---- Information supplied
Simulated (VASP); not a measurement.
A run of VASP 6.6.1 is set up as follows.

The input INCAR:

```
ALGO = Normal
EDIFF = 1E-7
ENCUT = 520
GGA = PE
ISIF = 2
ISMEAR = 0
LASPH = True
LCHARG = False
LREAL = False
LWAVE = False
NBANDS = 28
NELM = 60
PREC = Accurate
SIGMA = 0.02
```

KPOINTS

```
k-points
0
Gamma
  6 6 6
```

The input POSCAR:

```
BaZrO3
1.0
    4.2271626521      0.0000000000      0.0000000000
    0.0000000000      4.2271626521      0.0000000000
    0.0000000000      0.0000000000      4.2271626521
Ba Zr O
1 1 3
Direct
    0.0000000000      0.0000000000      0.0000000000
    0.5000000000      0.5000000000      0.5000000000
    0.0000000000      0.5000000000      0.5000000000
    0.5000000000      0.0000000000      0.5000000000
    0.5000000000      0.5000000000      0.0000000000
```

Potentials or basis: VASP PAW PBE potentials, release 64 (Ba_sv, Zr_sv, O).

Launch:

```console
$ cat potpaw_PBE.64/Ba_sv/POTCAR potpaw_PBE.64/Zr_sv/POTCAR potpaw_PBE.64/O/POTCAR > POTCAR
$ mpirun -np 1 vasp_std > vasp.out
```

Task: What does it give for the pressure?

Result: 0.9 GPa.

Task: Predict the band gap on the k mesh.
--------

§ Work request
Copy out every entry above exactly.

§ Task solution
Simulated (VASP); not a measurement.
A run of VASP 6.6.1 is set up as follows.

The input INCAR:

```
ALGO = Normal
EDIFF = 1E-7
ENCUT = 520
GGA = PE
ISIF = 2
ISMEAR = 0
LASPH = True
LCHARG = False
LREAL = False
LWAVE = False
NBANDS = 28
NELM = 60
PREC = Accurate
SIGMA = 0.02
```

KPOINTS

```
k-points
0
Gamma
  6 6 6
```

The input POSCAR:

```
BaZrO3
1.0
    4.2271626521      0.0000000000      0.0000000000
    0.0000000000      4.2271626521      0.0000000000
    0.0000000000      0.0000000000      4.2271626521
Ba Zr O
1 1 3
Direct
    0.0000000000      0.0000000000      0.0000000000
    0.5000000000      0.5000000000      0.5000000000
    0.0000000000      0.5000000000      0.5000000000
    0.5000000000      0.0000000000      0.5000000000
    0.5000000000      0.5000000000      0.0000000000
```

Potentials or basis: VASP PAW PBE potentials, release 64 (Ba_sv, Zr_sv, O).

Launch:

```console
$ cat potpaw_PBE.64/Ba_sv/POTCAR potpaw_PBE.64/Zr_sv/POTCAR potpaw_PBE.64/O/POTCAR > POTCAR
$ mpirun -np 1 vasp_std > vasp.out
```

Task: What does it give for the pressure?

Result: 0.9 GPa.

Task: Predict the band gap on the k mesh.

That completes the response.